• [REQUIREMENT] Starting at the first line of the listing below and ending at the line with "10 × 10 × 10 |", copy each line exactly.

• [DATA FOR ANALYSIS]
◆ ◆ ◆ ◆ ◆
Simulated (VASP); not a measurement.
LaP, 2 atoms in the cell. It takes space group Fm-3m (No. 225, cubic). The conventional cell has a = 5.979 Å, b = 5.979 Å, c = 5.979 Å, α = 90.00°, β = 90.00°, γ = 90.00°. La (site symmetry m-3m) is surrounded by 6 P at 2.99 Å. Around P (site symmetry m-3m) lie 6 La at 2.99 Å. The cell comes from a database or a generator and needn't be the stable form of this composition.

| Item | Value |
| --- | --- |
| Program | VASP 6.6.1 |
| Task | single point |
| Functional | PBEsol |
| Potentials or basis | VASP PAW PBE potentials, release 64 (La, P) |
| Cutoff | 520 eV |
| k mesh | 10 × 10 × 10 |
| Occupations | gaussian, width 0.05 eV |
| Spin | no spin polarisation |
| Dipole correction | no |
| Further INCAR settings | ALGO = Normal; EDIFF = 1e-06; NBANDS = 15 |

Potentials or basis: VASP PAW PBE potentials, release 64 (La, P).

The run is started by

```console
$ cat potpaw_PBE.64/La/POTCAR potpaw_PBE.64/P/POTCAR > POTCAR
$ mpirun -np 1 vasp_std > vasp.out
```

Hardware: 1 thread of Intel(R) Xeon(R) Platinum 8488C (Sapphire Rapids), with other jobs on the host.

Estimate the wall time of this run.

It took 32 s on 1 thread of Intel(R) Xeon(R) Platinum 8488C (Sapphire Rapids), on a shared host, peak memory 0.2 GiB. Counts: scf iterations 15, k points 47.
◆ ◆ ◆ ◆ ◆

• [WRITTEN REPLY]
Simulated (VASP); not a measurement.
LaP, 2 atoms in the cell. It takes space group Fm-3m (No. 225, cubic). The conventional cell has a = 5.979 Å, b = 5.979 Å, c = 5.979 Å, α = 90.00°, β = 90.00°, γ = 90.00°. La (site symmetry m-3m) is surrounded by 6 P at 2.99 Å. Around P (site symmetry m-3m) lie 6 La at 2.99 Å. The cell comes from a database or a generator and needn't be the stable form of this composition.

| Item | Value |
| --- | --- |
| Program | VASP 6.6.1 |
| Task | single point |
| Functional | PBEsol |
| Potentials or basis | VASP PAW PBE potentials, release 64 (La, P) |
| Cutoff | 520 eV |
| k mesh | 10 × 10 × 10 |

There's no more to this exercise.